### ASSIGNED TASK
Print the listing below once more, unchanged.

EXTRACTED ENTRIES START

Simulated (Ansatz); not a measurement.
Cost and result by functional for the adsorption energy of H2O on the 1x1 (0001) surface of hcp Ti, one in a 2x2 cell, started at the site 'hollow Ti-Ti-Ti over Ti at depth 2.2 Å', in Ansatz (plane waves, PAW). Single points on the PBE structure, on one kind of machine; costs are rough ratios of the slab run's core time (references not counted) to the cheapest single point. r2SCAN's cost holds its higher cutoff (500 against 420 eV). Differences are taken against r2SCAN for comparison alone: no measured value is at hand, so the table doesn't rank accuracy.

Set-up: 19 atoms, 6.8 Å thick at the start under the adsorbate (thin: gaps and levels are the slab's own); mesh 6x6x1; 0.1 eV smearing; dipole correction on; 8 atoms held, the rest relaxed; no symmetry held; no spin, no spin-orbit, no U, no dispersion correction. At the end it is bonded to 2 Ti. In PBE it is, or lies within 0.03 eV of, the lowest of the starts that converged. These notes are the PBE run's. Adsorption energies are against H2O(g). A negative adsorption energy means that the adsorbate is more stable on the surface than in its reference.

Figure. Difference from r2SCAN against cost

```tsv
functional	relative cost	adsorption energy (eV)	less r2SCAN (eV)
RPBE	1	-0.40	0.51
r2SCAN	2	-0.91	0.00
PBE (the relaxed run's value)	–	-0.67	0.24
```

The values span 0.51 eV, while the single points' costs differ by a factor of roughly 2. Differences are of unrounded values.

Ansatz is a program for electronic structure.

EXTRACTED ENTRIES END

### TASK SOLUTION
Simulated (Ansatz); not a measurement.
Cost and result by functional for the adsorption energy of H2O on the 1x1 (0001) surface of hcp Ti, one in a 2x2 cell, started at the site 'hollow Ti-Ti-Ti over Ti at depth 2.2 Å', in Ansatz (plane waves, PAW). Single points on the PBE structure, on one kind of machine; costs are rough ratios of the slab run's core time (references not counted) to the cheapest single point. r2SCAN's cost holds its higher cutoff (500 against 420 eV). Differences are taken against r2SCAN for comparison alone: no measured value is at hand, so the table doesn't rank accuracy.

Set-up: 19 atoms, 6.8 Å thick at the start under the adsorbate (thin: gaps and levels are the slab's own); mesh 6x6x1; 0.1 eV smearing; dipole correction on; 8 atoms held, the rest relaxed; no symmetry held; no spin, no spin-orbit, no U, no dispersion correction. At the end it is bonded to 2 Ti. In PBE it is, or lies within 0.03 eV of, the lowest of the starts that converged. These notes are the PBE run's. Adsorption energies are against H2O(g). A negative adsorption energy means that the adsorbate is more stable on the surface than in its reference.

Figure. Difference from r2SCAN against cost

```tsv
functional	relative cost	adsorption energy (eV)	less r2SCAN (eV)
RPBE	1	-0.40	0.51
r2SCAN	2	-0.91	0.00
PBE (the relaxed run's value)	–	-0.67	0.24
```

The values span 0.51 eV, while the single points' costs differ by a factor of roughly 2. Differences are of unrounded values.

Ansatz is a program for electronic structure.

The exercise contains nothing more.